*WORK ITEM*. Copy the lines exactly. Begin at the first line of the data and stop after the line with "The pressure is".

*RECORD SET*.
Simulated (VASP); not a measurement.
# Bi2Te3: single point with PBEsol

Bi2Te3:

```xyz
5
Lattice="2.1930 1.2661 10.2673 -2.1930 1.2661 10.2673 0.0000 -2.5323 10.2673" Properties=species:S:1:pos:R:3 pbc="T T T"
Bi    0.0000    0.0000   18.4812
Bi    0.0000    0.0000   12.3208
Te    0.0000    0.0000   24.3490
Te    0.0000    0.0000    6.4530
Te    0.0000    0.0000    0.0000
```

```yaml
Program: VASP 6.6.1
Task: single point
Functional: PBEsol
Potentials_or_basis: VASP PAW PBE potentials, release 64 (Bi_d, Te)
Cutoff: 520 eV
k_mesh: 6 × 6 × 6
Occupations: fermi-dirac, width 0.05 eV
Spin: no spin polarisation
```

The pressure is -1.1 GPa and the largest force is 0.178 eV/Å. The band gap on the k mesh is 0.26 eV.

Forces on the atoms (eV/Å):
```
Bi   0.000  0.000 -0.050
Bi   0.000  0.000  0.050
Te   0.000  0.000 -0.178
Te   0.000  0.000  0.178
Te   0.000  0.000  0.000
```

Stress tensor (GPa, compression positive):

*PROBLEM SOLUTION*.
Simulated (VASP); not a measurement.
# Bi2Te3: single point with PBEsol

Bi2Te3:

```xyz
5
Lattice="2.1930 1.2661 10.2673 -2.1930 1.2661 10.2673 0.0000 -2.5323 10.2673" Properties=species:S:1:pos:R:3 pbc="T T T"
Bi    0.0000    0.0000   18.4812
Bi    0.0000    0.0000   12.3208
Te    0.0000    0.0000   24.3490
Te    0.0000    0.0000    6.4530
Te    0.0000    0.0000    0.0000
```

```yaml
Program: VASP 6.6.1
Task: single point
Functional: PBEsol
Potentials_or_basis: VASP PAW PBE potentials, release 64 (Bi_d, Te)
Cutoff: 520 eV
k_mesh: 6 × 6 × 6
Occupations: fermi-dirac, width 0.05 eV
Spin: no spin polarisation
```

The pressure is -1.1 GPa and the largest force is 0.178 eV/Å. The band gap on the k mesh is 0.26 eV.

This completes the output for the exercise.